**Listed entries**
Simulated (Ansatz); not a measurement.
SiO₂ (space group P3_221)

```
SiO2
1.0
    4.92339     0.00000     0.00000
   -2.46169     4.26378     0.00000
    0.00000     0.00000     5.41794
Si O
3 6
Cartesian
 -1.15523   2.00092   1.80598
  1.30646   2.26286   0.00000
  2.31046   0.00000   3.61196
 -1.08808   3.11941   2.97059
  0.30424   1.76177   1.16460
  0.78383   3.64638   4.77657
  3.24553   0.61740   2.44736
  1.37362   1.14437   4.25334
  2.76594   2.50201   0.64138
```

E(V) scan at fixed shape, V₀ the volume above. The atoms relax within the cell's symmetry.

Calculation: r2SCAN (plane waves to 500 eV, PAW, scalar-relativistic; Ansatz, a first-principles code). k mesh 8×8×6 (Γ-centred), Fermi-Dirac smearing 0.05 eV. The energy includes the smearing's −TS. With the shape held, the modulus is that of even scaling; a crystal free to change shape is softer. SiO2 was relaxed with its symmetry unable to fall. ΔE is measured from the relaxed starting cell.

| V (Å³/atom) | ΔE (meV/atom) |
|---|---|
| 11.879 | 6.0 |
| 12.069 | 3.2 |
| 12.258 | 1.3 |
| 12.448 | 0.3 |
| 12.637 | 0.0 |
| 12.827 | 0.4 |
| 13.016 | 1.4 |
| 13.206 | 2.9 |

**Exercise**
Up to and including the line with "13.016 | 1.4 |", repeat the data exactly, starting from its first line; nothing else belongs in the response.

**Problem solution**
Simulated (Ansatz); not a measurement.
SiO₂ (space group P3_221)

```
SiO2
1.0
    4.92339     0.00000     0.00000
   -2.46169     4.26378     0.00000
    0.00000     0.00000     5.41794
Si O
3 6
Cartesian
 -1.15523   2.00092   1.80598
  1.30646   2.26286   0.00000
  2.31046   0.00000   3.61196
 -1.08808   3.11941   2.97059
  0.30424   1.76177   1.16460
  0.78383   3.64638   4.77657
  3.24553   0.61740   2.44736
  1.37362   1.14437   4.25334
  2.76594   2.50201   0.64138
```

E(V) scan at fixed shape, V₀ the volume above. The atoms relax within the cell's symmetry.

Calculation: r2SCAN (plane waves to 500 eV, PAW, scalar-relativistic; Ansatz, a first-principles code). k mesh 8×8×6 (Γ-centred), Fermi-Dirac smearing 0.05 eV. The energy includes the smearing's −TS. With the shape held, the modulus is that of even scaling; a crystal free to change shape is softer. SiO2 was relaxed with its symmetry unable to fall. ΔE is measured from the relaxed starting cell.

| V (Å³/atom) | ΔE (meV/atom) |
|---|---|
| 11.879 | 6.0 |
| 12.069 | 3.2 |
| 12.258 | 1.3 |
| 12.448 | 0.3 |
| 12.637 | 0.0 |
| 12.827 | 0.4 |
| 13.016 | 1.4 |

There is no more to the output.